ENTRIES PROVIDED:
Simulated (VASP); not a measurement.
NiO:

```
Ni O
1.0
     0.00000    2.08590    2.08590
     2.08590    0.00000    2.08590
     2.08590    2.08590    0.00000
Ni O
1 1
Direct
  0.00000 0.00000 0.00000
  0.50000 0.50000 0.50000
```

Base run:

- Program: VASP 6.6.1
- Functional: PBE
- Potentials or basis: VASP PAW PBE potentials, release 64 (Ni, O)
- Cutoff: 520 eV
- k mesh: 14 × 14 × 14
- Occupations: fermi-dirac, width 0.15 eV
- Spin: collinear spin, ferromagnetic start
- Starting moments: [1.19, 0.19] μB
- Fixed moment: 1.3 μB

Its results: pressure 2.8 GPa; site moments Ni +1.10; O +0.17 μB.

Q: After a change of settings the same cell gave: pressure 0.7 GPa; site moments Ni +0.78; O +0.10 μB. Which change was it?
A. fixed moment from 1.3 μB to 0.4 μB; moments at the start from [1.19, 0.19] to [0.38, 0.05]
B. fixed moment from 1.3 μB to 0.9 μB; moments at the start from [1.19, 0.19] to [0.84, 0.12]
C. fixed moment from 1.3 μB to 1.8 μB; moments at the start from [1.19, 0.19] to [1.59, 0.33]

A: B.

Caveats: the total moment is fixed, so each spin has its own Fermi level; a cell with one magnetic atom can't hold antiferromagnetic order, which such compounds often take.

WORK ORDER: A word-for-word copy of the entries, from the first line through the line containing "- Potentials or", is the whole answer.

TASK OUTPUT:
Simulated (VASP); not a measurement.
NiO:

```
Ni O
1.0
     0.00000    2.08590    2.08590
     2.08590    0.00000    2.08590
     2.08590    2.08590    0.00000
Ni O
1 1
Direct
  0.00000 0.00000 0.00000
  0.50000 0.50000 0.50000
```

Base run:

- Program: VASP 6.6.1
- Functional: PBE
- Potentials or basis: VASP PAW PBE potentials, release 64 (Ni, O)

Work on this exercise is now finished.